Activity: Nothing should differ. Repeat every record as written.

-*-*-

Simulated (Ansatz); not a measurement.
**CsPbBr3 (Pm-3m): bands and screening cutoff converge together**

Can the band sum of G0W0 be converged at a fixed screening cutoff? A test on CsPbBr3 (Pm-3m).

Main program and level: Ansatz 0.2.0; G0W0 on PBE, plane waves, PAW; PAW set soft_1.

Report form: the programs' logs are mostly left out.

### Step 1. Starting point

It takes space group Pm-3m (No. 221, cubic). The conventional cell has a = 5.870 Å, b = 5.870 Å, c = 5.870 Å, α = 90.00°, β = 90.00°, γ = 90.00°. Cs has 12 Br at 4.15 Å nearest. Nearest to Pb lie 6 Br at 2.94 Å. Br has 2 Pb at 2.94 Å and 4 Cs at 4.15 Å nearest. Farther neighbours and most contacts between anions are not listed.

-*-*-

Answer box:
Simulated (Ansatz); not a measurement.
**CsPbBr3 (Pm-3m): bands and screening cutoff converge together**

Can the band sum of G0W0 be converged at a fixed screening cutoff? A test on CsPbBr3 (Pm-3m).

Main program and level: Ansatz 0.2.0; G0W0 on PBE, plane waves, PAW; PAW set soft_1.

Report form: the programs' logs are mostly left out.

### Step 1. Starting point

It takes space group Pm-3m (No. 221, cubic). The conventional cell has a = 5.870 Å, b = 5.870 Å, c = 5.870 Å, α = 90.00°, β = 90.00°, γ = 90.00°. Cs has 12 Br at 4.15 Å nearest. Nearest to Pb lie 6 Br at 2.94 Å. Br has 2 Pb at 2.94 Å and 4 Cs at 4.15 Å nearest. Farther neighbours and most contacts between anions are not listed.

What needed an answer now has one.